→ Activity
Below is a listing. Quote from it, exactly, the lines from the one containing "So far: Starting" down to the one containing "This step: DFT, PBE, plane-wave", both ends included, and nothing else.

→ Study material
****************************************

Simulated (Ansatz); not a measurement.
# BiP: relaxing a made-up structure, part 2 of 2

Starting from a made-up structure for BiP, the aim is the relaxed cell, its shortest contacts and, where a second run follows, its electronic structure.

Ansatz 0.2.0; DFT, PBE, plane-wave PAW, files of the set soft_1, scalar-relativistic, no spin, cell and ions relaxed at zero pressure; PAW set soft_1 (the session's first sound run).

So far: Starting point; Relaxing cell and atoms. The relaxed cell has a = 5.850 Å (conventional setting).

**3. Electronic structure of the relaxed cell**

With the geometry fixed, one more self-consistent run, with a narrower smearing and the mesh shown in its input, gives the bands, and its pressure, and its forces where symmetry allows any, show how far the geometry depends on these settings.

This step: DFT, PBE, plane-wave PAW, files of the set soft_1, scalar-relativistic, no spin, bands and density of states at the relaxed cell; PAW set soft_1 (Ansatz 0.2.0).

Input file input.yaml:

****************************************

→ Answer space
So far: Starting point; Relaxing cell and atoms. The relaxed cell has a = 5.850 Å (conventional setting).

**3. Electronic structure of the relaxed cell**

With the geometry fixed, one more self-consistent run, with a narrower smearing and the mesh shown in its input, gives the bands, and its pressure, and its forces where symmetry allows any, show how far the geometry depends on these settings.

This step: DFT, PBE, plane-wave PAW, files of the set soft_1, scalar-relativistic, no spin, bands and density of states at the relaxed cell; PAW set soft_1 (Ansatz 0.2.0).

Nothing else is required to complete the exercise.